RECORDS SUPPLIED =
<<<<
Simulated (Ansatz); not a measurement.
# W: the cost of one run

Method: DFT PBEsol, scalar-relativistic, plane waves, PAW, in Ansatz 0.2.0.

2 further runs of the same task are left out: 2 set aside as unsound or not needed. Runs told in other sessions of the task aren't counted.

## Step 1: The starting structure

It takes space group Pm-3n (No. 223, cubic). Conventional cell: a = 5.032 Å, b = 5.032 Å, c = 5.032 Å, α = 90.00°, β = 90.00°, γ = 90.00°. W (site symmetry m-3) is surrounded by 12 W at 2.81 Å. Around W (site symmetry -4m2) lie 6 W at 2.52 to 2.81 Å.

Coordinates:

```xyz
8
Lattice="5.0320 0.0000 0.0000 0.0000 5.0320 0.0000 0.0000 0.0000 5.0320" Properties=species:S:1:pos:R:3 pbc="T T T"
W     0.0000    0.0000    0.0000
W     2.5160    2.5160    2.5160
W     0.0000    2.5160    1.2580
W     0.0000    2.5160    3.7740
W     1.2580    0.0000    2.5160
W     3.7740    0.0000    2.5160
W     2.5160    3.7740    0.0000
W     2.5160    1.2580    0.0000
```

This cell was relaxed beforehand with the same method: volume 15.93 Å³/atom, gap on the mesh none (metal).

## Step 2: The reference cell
>>>>

WORK INSTRUCTION =
Output each line of the material exactly as it was written above.

YOUR RESPONSE =
Simulated (Ansatz); not a measurement.
# W: the cost of one run

Method: DFT PBEsol, scalar-relativistic, plane waves, PAW, in Ansatz 0.2.0.

2 further runs of the same task are left out: 2 set aside as unsound or not needed. Runs told in other sessions of the task aren't counted.

## Step 1: The starting structure

It takes space group Pm-3n (No. 223, cubic). Conventional cell: a = 5.032 Å, b = 5.032 Å, c = 5.032 Å, α = 90.00°, β = 90.00°, γ = 90.00°. W (site symmetry m-3) is surrounded by 12 W at 2.81 Å. Around W (site symmetry -4m2) lie 6 W at 2.52 to 2.81 Å.

Coordinates:

```xyz
8
Lattice="5.0320 0.0000 0.0000 0.0000 5.0320 0.0000 0.0000 0.0000 5.0320" Properties=species:S:1:pos:R:3 pbc="T T T"
W     0.0000    0.0000    0.0000
W     2.5160    2.5160    2.5160
W     0.0000    2.5160    1.2580
W     0.0000    2.5160    3.7740
W     1.2580    0.0000    2.5160
W     3.7740    0.0000    2.5160
W     2.5160    3.7740    0.0000
W     2.5160    1.2580    0.0000
```

This cell was relaxed beforehand with the same method: volume 15.93 Å³/atom, gap on the mesh none (metal).

## Step 2: The reference cell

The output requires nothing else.